- - - - -

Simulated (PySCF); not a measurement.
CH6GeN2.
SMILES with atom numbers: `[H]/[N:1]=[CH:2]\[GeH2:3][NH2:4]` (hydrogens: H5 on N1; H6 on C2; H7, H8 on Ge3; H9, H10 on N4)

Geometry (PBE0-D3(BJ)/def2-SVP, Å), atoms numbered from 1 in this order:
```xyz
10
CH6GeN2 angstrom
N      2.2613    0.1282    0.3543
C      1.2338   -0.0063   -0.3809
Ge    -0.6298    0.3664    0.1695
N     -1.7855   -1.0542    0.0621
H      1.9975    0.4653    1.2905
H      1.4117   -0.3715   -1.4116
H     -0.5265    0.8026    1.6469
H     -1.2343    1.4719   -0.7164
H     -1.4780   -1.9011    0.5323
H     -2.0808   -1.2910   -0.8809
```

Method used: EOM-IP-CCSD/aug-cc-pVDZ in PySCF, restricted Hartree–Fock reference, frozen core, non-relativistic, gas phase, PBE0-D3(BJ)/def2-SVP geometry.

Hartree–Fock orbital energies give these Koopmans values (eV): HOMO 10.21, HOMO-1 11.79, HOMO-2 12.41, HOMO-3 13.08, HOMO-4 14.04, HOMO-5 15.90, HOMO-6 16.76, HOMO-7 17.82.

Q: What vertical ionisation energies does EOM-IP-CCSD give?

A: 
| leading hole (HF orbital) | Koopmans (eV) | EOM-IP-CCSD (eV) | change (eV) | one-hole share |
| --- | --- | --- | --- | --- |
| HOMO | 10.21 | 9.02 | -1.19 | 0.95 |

- - - - -

ASSIGNMENT
The records above are to be repeated in full, word for word.

WRITTEN RESPONSE
Simulated (PySCF); not a measurement.
CH6GeN2.
SMILES with atom numbers: `[H]/[N:1]=[CH:2]\[GeH2:3][NH2:4]` (hydrogens: H5 on N1; H6 on C2; H7, H8 on Ge3; H9, H10 on N4)

Geometry (PBE0-D3(BJ)/def2-SVP, Å), atoms numbered from 1 in this order:
```xyz
10
CH6GeN2 angstrom
N      2.2613    0.1282    0.3543
C      1.2338   -0.0063   -0.3809
Ge    -0.6298    0.3664    0.1695
N     -1.7855   -1.0542    0.0621
H      1.9975    0.4653    1.2905
H      1.4117   -0.3715   -1.4116
H     -0.5265    0.8026    1.6469
H     -1.2343    1.4719   -0.7164
H     -1.4780   -1.9011    0.5323
H     -2.0808   -1.2910   -0.8809
```

Method used: EOM-IP-CCSD/aug-cc-pVDZ in PySCF, restricted Hartree–Fock reference, frozen core, non-relativistic, gas phase, PBE0-D3(BJ)/def2-SVP geometry.

Hartree–Fock orbital energies give these Koopmans values (eV): HOMO 10.21, HOMO-1 11.79, HOMO-2 12.41, HOMO-3 13.08, HOMO-4 14.04, HOMO-5 15.90, HOMO-6 16.76, HOMO-7 17.82.

Q: What vertical ionisation energies does EOM-IP-CCSD give?

A: 
| leading hole (HF orbital) | Koopmans (eV) | EOM-IP-CCSD (eV) | change (eV) | one-hole share |
| --- | --- | --- | --- | --- |
| HOMO | 10.21 | 9.02 | -1.19 | 0.95 |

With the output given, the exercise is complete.